▶ _Brief_
Would you copy the full listing that follows without changing a thing?

+ + + + + + +
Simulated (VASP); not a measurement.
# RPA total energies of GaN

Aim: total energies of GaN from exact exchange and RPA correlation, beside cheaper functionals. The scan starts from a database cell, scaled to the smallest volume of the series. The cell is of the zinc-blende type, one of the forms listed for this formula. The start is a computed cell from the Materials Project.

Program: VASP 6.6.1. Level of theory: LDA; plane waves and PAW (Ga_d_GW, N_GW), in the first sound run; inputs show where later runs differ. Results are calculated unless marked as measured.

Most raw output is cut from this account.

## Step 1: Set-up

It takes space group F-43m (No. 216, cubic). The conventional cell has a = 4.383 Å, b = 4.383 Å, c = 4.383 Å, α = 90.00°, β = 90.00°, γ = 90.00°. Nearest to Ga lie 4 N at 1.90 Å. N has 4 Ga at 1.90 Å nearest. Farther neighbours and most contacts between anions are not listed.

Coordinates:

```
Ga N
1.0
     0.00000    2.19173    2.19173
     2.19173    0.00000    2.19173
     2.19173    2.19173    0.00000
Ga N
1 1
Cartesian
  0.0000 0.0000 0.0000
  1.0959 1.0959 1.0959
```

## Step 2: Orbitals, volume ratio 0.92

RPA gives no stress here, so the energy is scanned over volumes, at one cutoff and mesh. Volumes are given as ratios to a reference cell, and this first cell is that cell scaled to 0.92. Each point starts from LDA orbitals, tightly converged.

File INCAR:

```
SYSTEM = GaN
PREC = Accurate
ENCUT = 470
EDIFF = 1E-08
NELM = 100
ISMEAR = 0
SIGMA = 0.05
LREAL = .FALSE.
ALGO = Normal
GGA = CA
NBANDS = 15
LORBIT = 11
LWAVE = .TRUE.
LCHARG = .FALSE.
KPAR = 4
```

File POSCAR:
+ + + + + + +

▶ _Worked solution_
Simulated (VASP); not a measurement.
# RPA total energies of GaN

Aim: total energies of GaN from exact exchange and RPA correlation, beside cheaper functionals. The scan starts from a database cell, scaled to the smallest volume of the series. The cell is of the zinc-blende type, one of the forms listed for this formula. The start is a computed cell from the Materials Project.

Program: VASP 6.6.1. Level of theory: LDA; plane waves and PAW (Ga_d_GW, N_GW), in the first sound run; inputs show where later runs differ. Results are calculated unless marked as measured.

Most raw output is cut from this account.

## Step 1: Set-up

It takes space group F-43m (No. 216, cubic). The conventional cell has a = 4.383 Å, b = 4.383 Å, c = 4.383 Å, α = 90.00°, β = 90.00°, γ = 90.00°. Nearest to Ga lie 4 N at 1.90 Å. N has 4 Ga at 1.90 Å nearest. Farther neighbours and most contacts between anions are not listed.

Coordinates:

```
Ga N
1.0
     0.00000    2.19173    2.19173
     2.19173    0.00000    2.19173
     2.19173    2.19173    0.00000
Ga N
1 1
Cartesian
  0.0000 0.0000 0.0000
  1.0959 1.0959 1.0959
```

## Step 2: Orbitals, volume ratio 0.92

RPA gives no stress here, so the energy is scanned over volumes, at one cutoff and mesh. Volumes are given as ratios to a reference cell, and this first cell is that cell scaled to 0.92. Each point starts from LDA orbitals, tightly converged.

File INCAR:

```
SYSTEM = GaN
PREC = Accurate
ENCUT = 470
EDIFF = 1E-08
NELM = 100
ISMEAR = 0
SIGMA = 0.05
LREAL = .FALSE.
ALGO = Normal
GGA = CA
NBANDS = 15
LORBIT = 11
LWAVE = .TRUE.
LCHARG = .FALSE.
KPAR = 4
```

File POSCAR:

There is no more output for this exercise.